- [Data extract]
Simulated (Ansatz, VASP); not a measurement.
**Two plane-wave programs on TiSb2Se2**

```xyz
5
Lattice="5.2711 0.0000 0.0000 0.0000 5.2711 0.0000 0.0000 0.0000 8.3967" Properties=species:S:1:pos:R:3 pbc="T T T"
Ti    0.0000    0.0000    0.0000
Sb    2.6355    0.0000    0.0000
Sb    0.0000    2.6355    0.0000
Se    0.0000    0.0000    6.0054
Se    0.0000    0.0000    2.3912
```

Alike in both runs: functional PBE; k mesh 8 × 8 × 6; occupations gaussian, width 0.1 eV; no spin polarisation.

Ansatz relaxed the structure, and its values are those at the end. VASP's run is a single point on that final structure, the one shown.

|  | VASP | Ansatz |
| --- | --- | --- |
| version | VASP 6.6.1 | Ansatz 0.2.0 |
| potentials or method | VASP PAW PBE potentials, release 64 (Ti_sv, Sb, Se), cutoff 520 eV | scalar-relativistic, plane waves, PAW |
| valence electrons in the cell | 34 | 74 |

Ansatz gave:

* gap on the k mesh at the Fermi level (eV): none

- [Assigned task] Exact reproduction of the lines from the top of the material through the line where "waves, PAW |" appears is required, both boundary lines included, with no other output.

- [Expected answer]
Simulated (Ansatz, VASP); not a measurement.
**Two plane-wave programs on TiSb2Se2**

```xyz
5
Lattice="5.2711 0.0000 0.0000 0.0000 5.2711 0.0000 0.0000 0.0000 8.3967" Properties=species:S:1:pos:R:3 pbc="T T T"
Ti    0.0000    0.0000    0.0000
Sb    2.6355    0.0000    0.0000
Sb    0.0000    2.6355    0.0000
Se    0.0000    0.0000    6.0054
Se    0.0000    0.0000    2.3912
```

Alike in both runs: functional PBE; k mesh 8 × 8 × 6; occupations gaussian, width 0.1 eV; no spin polarisation.

Ansatz relaxed the structure, and its values are those at the end. VASP's run is a single point on that final structure, the one shown.

|  | VASP | Ansatz |
| --- | --- | --- |
| version | VASP 6.6.1 | Ansatz 0.2.0 |
| potentials or method | VASP PAW PBE potentials, release 64 (Ti_sv, Sb, Se), cutoff 520 eV | scalar-relativistic, plane waves, PAW |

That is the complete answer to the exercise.